________________________________________

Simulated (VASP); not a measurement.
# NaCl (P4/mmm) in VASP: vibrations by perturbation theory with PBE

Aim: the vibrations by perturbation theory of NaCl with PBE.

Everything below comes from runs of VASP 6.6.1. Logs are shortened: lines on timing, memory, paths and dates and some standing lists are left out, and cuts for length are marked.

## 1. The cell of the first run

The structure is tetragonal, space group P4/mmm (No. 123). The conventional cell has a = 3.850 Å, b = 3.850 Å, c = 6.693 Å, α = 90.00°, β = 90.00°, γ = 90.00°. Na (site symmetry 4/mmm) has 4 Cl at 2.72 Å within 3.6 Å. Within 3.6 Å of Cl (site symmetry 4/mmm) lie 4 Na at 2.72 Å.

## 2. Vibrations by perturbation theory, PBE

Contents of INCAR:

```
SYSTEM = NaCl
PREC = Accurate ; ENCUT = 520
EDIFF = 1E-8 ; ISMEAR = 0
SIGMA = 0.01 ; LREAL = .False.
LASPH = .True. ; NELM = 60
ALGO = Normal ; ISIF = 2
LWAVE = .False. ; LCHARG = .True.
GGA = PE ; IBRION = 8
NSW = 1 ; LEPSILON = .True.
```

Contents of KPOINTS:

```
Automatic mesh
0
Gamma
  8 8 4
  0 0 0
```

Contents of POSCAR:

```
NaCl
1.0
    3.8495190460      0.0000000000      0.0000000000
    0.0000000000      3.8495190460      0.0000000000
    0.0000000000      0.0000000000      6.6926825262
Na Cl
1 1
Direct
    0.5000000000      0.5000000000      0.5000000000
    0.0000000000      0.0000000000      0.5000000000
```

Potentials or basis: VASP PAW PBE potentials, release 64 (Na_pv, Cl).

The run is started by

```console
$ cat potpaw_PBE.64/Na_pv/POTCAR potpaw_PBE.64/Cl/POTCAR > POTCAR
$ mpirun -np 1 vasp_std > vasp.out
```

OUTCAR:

________________________________________

Work order ▸
Send back the lines of the records word for word, from the very first through the line containing "## 1. The cell of the first run".

Written solution ▸
Simulated (VASP); not a measurement.
# NaCl (P4/mmm) in VASP: vibrations by perturbation theory with PBE

Aim: the vibrations by perturbation theory of NaCl with PBE.

Everything below comes from runs of VASP 6.6.1. Logs are shortened: lines on timing, memory, paths and dates and some standing lists are left out, and cuts for length are marked.

## 1. The cell of the first run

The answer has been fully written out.